→ ACTIVITY: Below are records; reproduce exactly the lines from the one that has "Continued. System: C2H4NO, multiplicity" through the one that has "of the input).", ends included, and nothing more.

→ EXTRACTED DATA:
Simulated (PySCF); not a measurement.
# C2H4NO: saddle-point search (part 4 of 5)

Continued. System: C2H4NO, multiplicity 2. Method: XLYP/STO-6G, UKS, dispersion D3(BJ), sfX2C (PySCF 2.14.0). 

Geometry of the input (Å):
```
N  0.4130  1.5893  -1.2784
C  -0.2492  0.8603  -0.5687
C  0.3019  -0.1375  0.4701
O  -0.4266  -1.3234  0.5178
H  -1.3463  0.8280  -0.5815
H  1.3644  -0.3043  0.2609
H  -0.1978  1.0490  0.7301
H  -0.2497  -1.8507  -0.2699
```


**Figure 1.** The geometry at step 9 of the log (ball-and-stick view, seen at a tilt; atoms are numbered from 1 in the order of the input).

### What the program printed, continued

→ TASK RESULT:
Continued. System: C2H4NO, multiplicity 2. Method: XLYP/STO-6G, UKS, dispersion D3(BJ), sfX2C (PySCF 2.14.0). 

Geometry of the input (Å):
```
N  0.4130  1.5893  -1.2784
C  -0.2492  0.8603  -0.5687
C  0.3019  -0.1375  0.4701
O  -0.4266  -1.3234  0.5178
H  -1.3463  0.8280  -0.5815
H  1.3644  -0.3043  0.2609
H  -0.1978  1.0490  0.7301
H  -0.2497  -1.8507  -0.2699
```


**Figure 1.** The geometry at step 9 of the log (ball-and-stick view, seen at a tilt; atoms are numbered from 1 in the order of the input).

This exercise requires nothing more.